▶ _Required action_: Type out all the data below, word for word.

=== Given entries ===

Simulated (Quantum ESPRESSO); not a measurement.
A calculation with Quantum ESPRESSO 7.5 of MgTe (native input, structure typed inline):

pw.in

===

▶ _Expected answer_:
Simulated (Quantum ESPRESSO); not a measurement.
A calculation with Quantum ESPRESSO 7.5 of MgTe (native input, structure typed inline):

pw.in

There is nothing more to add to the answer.